**Information**.
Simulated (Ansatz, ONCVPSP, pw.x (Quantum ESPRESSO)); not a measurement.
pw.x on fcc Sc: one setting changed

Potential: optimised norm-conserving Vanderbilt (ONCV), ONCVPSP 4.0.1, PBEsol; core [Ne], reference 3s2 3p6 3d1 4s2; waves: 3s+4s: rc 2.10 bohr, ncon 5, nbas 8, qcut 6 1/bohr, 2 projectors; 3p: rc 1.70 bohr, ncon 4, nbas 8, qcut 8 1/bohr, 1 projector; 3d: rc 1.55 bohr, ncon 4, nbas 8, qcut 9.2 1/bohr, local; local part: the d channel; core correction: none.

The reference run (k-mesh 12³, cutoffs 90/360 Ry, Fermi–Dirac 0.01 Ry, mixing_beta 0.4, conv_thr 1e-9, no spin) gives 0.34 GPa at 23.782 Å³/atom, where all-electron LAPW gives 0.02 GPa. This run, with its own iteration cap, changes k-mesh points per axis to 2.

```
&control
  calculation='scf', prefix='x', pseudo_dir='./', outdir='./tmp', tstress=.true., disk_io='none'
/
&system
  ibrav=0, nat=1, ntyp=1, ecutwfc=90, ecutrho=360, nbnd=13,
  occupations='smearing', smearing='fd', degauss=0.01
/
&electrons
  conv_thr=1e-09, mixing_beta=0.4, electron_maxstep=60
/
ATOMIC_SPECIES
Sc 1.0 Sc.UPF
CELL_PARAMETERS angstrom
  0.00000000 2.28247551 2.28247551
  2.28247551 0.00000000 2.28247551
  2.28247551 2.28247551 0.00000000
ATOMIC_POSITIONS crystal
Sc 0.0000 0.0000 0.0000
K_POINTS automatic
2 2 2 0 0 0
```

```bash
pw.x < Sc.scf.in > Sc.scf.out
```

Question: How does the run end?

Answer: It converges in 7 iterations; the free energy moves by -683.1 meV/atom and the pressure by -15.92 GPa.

**Task item**. Out of the listing above, reproduce exactly the lines from the one with "Potential: optimised norm-conserving" up to and including the one with "Question: How does the run end?".

**Your response**.
Potential: optimised norm-conserving Vanderbilt (ONCV), ONCVPSP 4.0.1, PBEsol; core [Ne], reference 3s2 3p6 3d1 4s2; waves: 3s+4s: rc 2.10 bohr, ncon 5, nbas 8, qcut 6 1/bohr, 2 projectors; 3p: rc 1.70 bohr, ncon 4, nbas 8, qcut 8 1/bohr, 1 projector; 3d: rc 1.55 bohr, ncon 4, nbas 8, qcut 9.2 1/bohr, local; local part: the d channel; core correction: none.

The reference run (k-mesh 12³, cutoffs 90/360 Ry, Fermi–Dirac 0.01 Ry, mixing_beta 0.4, conv_thr 1e-9, no spin) gives 0.34 GPa at 23.782 Å³/atom, where all-electron LAPW gives 0.02 GPa. This run, with its own iteration cap, changes k-mesh points per axis to 2.

```
&control
  calculation='scf', prefix='x', pseudo_dir='./', outdir='./tmp', tstress=.true., disk_io='none'
/
&system
  ibrav=0, nat=1, ntyp=1, ecutwfc=90, ecutrho=360, nbnd=13,
  occupations='smearing', smearing='fd', degauss=0.01
/
&electrons
  conv_thr=1e-09, mixing_beta=0.4, electron_maxstep=60
/
ATOMIC_SPECIES
Sc 1.0 Sc.UPF
CELL_PARAMETERS angstrom
  0.00000000 2.28247551 2.28247551
  2.28247551 0.00000000 2.28247551
  2.28247551 2.28247551 0.00000000
ATOMIC_POSITIONS crystal
Sc 0.0000 0.0000 0.0000
K_POINTS automatic
2 2 2 0 0 0
```

```bash
pw.x < Sc.scf.in > Sc.scf.out
```

Question: How does the run end?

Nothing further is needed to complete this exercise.